— BRIEF —
Exact copies of all the records are to be printed.

[AVAILABLE DATA Boundary: Start]
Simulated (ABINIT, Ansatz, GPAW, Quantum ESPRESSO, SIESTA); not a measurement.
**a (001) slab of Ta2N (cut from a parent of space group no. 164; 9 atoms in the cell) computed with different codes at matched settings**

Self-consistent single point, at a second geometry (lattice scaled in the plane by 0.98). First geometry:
[AVAILABLE DATA Boundary: End]

— YOUR SOLUTION —
Simulated (ABINIT, Ansatz, GPAW, Quantum ESPRESSO, SIESTA); not a measurement.
**a (001) slab of Ta2N (cut from a parent of space group no. 164; 9 atoms in the cell) computed with different codes at matched settings**

Self-consistent single point, at a second geometry (lattice scaled in the plane by 0.98). First geometry:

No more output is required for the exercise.